(Available data):
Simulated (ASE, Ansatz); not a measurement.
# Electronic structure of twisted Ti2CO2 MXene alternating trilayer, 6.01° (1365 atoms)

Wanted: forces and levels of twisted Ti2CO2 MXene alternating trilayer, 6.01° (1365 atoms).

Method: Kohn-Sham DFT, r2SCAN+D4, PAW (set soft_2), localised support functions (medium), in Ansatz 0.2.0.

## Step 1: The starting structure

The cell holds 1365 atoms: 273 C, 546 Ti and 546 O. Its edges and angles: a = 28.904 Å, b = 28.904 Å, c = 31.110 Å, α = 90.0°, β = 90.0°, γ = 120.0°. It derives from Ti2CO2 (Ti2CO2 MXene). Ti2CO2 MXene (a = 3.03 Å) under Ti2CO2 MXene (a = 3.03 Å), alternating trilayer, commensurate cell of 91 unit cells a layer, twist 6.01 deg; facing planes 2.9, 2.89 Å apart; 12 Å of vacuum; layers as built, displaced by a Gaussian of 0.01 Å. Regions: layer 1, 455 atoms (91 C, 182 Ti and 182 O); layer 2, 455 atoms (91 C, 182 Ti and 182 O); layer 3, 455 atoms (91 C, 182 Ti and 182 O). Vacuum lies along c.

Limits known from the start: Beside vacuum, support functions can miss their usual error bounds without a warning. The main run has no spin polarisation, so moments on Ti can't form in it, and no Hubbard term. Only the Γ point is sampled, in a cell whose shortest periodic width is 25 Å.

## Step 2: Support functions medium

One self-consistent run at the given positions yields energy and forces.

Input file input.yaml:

(Work order):
Through the line that holds "## Step 1: The starting structure", repeat the material above exactly, starting at its first line.

(Task result):
Simulated (ASE, Ansatz); not a measurement.
# Electronic structure of twisted Ti2CO2 MXene alternating trilayer, 6.01° (1365 atoms)

Wanted: forces and levels of twisted Ti2CO2 MXene alternating trilayer, 6.01° (1365 atoms).

Method: Kohn-Sham DFT, r2SCAN+D4, PAW (set soft_2), localised support functions (medium), in Ansatz 0.2.0.

## Step 1: The starting structure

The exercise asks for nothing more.